__Excerpted records__:
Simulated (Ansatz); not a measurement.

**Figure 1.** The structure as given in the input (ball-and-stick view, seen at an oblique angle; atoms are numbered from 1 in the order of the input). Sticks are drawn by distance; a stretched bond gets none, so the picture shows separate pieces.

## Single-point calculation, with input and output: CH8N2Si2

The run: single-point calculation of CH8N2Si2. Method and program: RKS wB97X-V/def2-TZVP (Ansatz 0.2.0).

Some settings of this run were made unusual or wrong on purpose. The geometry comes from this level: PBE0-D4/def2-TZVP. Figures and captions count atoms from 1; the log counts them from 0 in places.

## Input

__Activity__:
After the last line of the data, restate all the entries verbatim.

__Response box__:
Simulated (Ansatz); not a measurement.

**Figure 1.** The structure as given in the input (ball-and-stick view, seen at an oblique angle; atoms are numbered from 1 in the order of the input). Sticks are drawn by distance; a stretched bond gets none, so the picture shows separate pieces.

## Single-point calculation, with input and output: CH8N2Si2

The run: single-point calculation of CH8N2Si2. Method and program: RKS wB97X-V/def2-TZVP (Ansatz 0.2.0).

Some settings of this run were made unusual or wrong on purpose. The geometry comes from this level: PBE0-D4/def2-TZVP. Figures and captions count atoms from 1; the log counts them from 0 in places.

## Input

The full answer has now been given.